DATASET |
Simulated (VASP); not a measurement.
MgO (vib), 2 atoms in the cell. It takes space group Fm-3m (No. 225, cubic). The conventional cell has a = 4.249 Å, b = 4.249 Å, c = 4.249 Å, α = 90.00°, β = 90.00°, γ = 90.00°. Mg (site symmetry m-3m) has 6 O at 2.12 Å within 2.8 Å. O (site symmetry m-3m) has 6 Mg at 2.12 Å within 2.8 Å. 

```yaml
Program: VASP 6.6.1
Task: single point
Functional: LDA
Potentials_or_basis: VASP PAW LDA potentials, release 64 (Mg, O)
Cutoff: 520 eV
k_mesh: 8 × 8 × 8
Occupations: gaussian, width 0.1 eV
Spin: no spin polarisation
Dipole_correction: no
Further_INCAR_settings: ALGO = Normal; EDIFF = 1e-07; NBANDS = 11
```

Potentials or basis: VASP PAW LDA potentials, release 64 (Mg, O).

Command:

BRIEF | Every entry should be printed again exactly as written.

ANSWER BOX |
Simulated (VASP); not a measurement.
MgO (vib), 2 atoms in the cell. It takes space group Fm-3m (No. 225, cubic). The conventional cell has a = 4.249 Å, b = 4.249 Å, c = 4.249 Å, α = 90.00°, β = 90.00°, γ = 90.00°. Mg (site symmetry m-3m) has 6 O at 2.12 Å within 2.8 Å. O (site symmetry m-3m) has 6 Mg at 2.12 Å within 2.8 Å. 

```yaml
Program: VASP 6.6.1
Task: single point
Functional: LDA
Potentials_or_basis: VASP PAW LDA potentials, release 64 (Mg, O)
Cutoff: 520 eV
k_mesh: 8 × 8 × 8
Occupations: gaussian, width 0.1 eV
Spin: no spin polarisation
Dipole_correction: no
Further_INCAR_settings: ALGO = Normal; EDIFF = 1e-07; NBANDS = 11
```

Potentials or basis: VASP PAW LDA potentials, release 64 (Mg, O).

Command:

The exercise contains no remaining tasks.